→ **Required action**: Taking the entries below from the top, restate each line exactly and end with the line containing "The species is".

Top of Given records
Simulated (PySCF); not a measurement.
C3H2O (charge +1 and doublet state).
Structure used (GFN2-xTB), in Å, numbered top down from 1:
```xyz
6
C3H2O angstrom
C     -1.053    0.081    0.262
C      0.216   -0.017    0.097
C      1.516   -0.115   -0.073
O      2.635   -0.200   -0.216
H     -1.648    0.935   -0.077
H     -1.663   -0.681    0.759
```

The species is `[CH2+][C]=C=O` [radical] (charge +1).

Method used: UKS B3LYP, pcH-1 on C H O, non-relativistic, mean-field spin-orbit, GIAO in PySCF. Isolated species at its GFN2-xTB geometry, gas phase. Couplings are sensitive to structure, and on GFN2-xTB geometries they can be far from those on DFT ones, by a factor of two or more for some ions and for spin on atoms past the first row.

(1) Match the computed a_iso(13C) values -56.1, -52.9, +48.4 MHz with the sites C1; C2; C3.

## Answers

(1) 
Bottom of Given records

→ **Exercise solution**:
Simulated (PySCF); not a measurement.
C3H2O (charge +1 and doublet state).
Structure used (GFN2-xTB), in Å, numbered top down from 1:
```xyz
6
C3H2O angstrom
C     -1.053    0.081    0.262
C      0.216   -0.017    0.097
C      1.516   -0.115   -0.073
O      2.635   -0.200   -0.216
H     -1.648    0.935   -0.077
H     -1.663   -0.681    0.759
```

The species is `[CH2+][C]=C=O` [radical] (charge +1).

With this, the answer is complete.